※ ※ ※
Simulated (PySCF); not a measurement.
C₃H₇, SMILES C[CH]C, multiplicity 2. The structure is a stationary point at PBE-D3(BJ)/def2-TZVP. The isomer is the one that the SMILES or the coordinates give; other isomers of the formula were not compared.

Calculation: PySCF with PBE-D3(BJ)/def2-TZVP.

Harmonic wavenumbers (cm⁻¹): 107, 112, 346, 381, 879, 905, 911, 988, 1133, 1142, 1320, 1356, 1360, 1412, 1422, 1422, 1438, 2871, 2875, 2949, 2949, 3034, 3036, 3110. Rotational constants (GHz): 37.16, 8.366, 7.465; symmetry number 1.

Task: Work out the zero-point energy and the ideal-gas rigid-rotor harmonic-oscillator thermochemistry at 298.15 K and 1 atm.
※ ※ ※

Work item =>
Return exactly the lines from the beginning of the data above through the one containing "symmetry number 1.", please. Include both end lines and add nothing else.

Solution =>
Simulated (PySCF); not a measurement.
C₃H₇, SMILES C[CH]C, multiplicity 2. The structure is a stationary point at PBE-D3(BJ)/def2-TZVP. The isomer is the one that the SMILES or the coordinates give; other isomers of the formula were not compared.

Calculation: PySCF with PBE-D3(BJ)/def2-TZVP.

Harmonic wavenumbers (cm⁻¹): 107, 112, 346, 381, 879, 905, 911, 988, 1133, 1142, 1320, 1356, 1360, 1412, 1422, 1422, 1438, 2871, 2875, 2949, 2949, 3034, 3036, 3110. Rotational constants (GHz): 37.16, 8.366, 7.465; symmetry number 1.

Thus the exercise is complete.